Data shown.
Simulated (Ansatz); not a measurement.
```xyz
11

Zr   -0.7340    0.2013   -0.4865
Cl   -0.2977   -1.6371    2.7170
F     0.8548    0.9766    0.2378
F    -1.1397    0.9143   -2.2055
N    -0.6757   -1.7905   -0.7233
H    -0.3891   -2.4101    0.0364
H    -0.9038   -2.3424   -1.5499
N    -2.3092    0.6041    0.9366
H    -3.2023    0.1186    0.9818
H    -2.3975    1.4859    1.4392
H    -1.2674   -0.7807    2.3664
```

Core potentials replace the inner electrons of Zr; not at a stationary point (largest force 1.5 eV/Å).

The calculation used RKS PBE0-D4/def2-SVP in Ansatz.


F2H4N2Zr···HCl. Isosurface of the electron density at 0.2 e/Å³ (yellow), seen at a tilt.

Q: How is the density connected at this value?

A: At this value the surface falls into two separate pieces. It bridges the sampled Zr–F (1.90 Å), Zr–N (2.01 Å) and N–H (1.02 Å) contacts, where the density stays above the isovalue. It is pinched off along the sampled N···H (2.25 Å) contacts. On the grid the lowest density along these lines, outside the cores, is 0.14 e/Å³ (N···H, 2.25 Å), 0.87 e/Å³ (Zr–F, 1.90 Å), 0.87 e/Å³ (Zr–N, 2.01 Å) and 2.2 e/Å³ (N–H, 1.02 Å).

Required action.
Word for word, restate the lines above from the line containing "F2H4N2Zr···HCl. Isosurface of" through the line containing "Q: How is the", with both included and nothing else.

Response.
F2H4N2Zr···HCl. Isosurface of the electron density at 0.2 e/Å³ (yellow), seen at a tilt.

Q: How is the density connected at this value?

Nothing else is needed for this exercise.